BRIEF
Set each entry down exactly as written.

INFORMATION PROVIDED
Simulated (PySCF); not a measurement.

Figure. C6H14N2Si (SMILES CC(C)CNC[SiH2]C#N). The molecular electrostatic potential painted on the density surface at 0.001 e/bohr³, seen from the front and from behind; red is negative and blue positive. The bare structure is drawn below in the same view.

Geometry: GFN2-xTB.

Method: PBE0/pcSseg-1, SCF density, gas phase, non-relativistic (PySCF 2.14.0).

EXPECTED ANSWER
Simulated (PySCF); not a measurement.

Figure. C6H14N2Si (SMILES CC(C)CNC[SiH2]C#N). The molecular electrostatic potential painted on the density surface at 0.001 e/bohr³, seen from the front and from behind; red is negative and blue positive. The bare structure is drawn below in the same view.

Geometry: GFN2-xTB.

Method: PBE0/pcSseg-1, SCF density, gas phase, non-relativistic (PySCF 2.14.0).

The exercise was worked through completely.